==== Information shown ====

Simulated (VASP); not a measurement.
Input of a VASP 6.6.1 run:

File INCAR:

====

[Work request]
The data above must be repeated in its entirety, exactly as given.

[Worked solution]
Simulated (VASP); not a measurement.
Input of a VASP 6.6.1 run:

File INCAR:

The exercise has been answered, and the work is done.